* **Task item**: What you give back must match the data below character for character.

#### Data section ####

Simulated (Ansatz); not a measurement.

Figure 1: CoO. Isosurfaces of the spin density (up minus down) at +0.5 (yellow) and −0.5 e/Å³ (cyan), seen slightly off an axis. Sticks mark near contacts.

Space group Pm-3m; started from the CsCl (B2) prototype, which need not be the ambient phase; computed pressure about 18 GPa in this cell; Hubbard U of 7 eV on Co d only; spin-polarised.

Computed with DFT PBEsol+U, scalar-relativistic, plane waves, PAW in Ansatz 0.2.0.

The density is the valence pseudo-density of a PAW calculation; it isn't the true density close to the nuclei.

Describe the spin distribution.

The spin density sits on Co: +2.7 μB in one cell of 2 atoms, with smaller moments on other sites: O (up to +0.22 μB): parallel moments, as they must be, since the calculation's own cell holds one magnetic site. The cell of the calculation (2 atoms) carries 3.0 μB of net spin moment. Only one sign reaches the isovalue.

####

* **Task solution**:
Simulated (Ansatz); not a measurement.

Figure 1: CoO. Isosurfaces of the spin density (up minus down) at +0.5 (yellow) and −0.5 e/Å³ (cyan), seen slightly off an axis. Sticks mark near contacts.

Space group Pm-3m; started from the CsCl (B2) prototype, which need not be the ambient phase; computed pressure about 18 GPa in this cell; Hubbard U of 7 eV on Co d only; spin-polarised.

Computed with DFT PBEsol+U, scalar-relativistic, plane waves, PAW in Ansatz 0.2.0.

The density is the valence pseudo-density of a PAW calculation; it isn't the true density close to the nuclei.

Describe the spin distribution.

The spin density sits on Co: +2.7 μB in one cell of 2 atoms, with smaller moments on other sites: O (up to +0.22 μB): parallel moments, as they must be, since the calculation's own cell holds one magnetic site. The cell of the calculation (2 atoms) carries 3.0 μB of net spin moment. Only one sign reaches the isovalue.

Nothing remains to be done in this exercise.